Records supplied below:

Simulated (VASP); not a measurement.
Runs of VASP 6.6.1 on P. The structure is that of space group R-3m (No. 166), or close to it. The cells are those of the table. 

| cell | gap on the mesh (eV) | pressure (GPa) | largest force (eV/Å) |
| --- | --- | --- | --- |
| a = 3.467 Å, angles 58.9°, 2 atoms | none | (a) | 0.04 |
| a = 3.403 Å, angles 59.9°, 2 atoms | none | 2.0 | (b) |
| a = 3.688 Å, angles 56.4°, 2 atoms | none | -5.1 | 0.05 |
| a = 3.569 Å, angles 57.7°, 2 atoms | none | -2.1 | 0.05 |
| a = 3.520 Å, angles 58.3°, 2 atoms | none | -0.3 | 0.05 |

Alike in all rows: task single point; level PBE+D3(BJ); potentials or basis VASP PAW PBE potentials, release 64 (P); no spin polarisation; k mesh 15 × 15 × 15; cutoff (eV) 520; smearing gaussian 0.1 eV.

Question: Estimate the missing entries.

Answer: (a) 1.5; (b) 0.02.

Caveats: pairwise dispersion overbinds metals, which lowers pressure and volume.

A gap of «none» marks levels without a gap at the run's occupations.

End of Records supplied.

Assigned task => The reply should consist solely of the lines of the data, exact, from the opening line through the line with "Caveats: pairwise dispersion", inclusive.

Task answer =>
Simulated (VASP); not a measurement.
Runs of VASP 6.6.1 on P. The structure is that of space group R-3m (No. 166), or close to it. The cells are those of the table. 

| cell | gap on the mesh (eV) | pressure (GPa) | largest force (eV/Å) |
| --- | --- | --- | --- |
| a = 3.467 Å, angles 58.9°, 2 atoms | none | (a) | 0.04 |
| a = 3.403 Å, angles 59.9°, 2 atoms | none | 2.0 | (b) |
| a = 3.688 Å, angles 56.4°, 2 atoms | none | -5.1 | 0.05 |
| a = 3.569 Å, angles 57.7°, 2 atoms | none | -2.1 | 0.05 |
| a = 3.520 Å, angles 58.3°, 2 atoms | none | -0.3 | 0.05 |

Alike in all rows: task single point; level PBE+D3(BJ); potentials or basis VASP PAW PBE potentials, release 64 (P); no spin polarisation; k mesh 15 × 15 × 15; cutoff (eV) 520; smearing gaussian 0.1 eV.

Question: Estimate the missing entries.

Answer: (a) 1.5; (b) 0.02.

Caveats: pairwise dispersion overbinds metals, which lowers pressure and volume.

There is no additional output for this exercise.